▶ **ACTIVITY**
Reply with every entry, repeated exactly as given.

▶ **SUPPLIED RECORDS**

══════

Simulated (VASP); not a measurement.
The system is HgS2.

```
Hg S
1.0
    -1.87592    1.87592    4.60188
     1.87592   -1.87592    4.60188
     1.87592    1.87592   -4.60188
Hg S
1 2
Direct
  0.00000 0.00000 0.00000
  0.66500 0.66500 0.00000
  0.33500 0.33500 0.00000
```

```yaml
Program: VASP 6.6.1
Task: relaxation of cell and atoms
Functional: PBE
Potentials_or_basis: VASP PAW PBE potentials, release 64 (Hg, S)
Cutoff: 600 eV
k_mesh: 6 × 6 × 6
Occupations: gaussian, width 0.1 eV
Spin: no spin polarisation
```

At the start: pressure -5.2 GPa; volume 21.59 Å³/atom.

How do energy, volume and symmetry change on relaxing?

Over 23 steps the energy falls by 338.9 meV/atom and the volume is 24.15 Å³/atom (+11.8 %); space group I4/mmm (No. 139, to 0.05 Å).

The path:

══════

▶ **EXERCISE SOLUTION**
Simulated (VASP); not a measurement.
The system is HgS2.

```
Hg S
1.0
    -1.87592    1.87592    4.60188
     1.87592   -1.87592    4.60188
     1.87592    1.87592   -4.60188
Hg S
1 2
Direct
  0.00000 0.00000 0.00000
  0.66500 0.66500 0.00000
  0.33500 0.33500 0.00000
```

```yaml
Program: VASP 6.6.1
Task: relaxation of cell and atoms
Functional: PBE
Potentials_or_basis: VASP PAW PBE potentials, release 64 (Hg, S)
Cutoff: 600 eV
k_mesh: 6 × 6 × 6
Occupations: gaussian, width 0.1 eV
Spin: no spin polarisation
```

At the start: pressure -5.2 GPa; volume 21.59 Å³/atom.

How do energy, volume and symmetry change on relaxing?

Over 23 steps the energy falls by 338.9 meV/atom and the volume is 24.15 Å³/atom (+11.8 %); space group I4/mmm (No. 139, to 0.05 Å).

The path:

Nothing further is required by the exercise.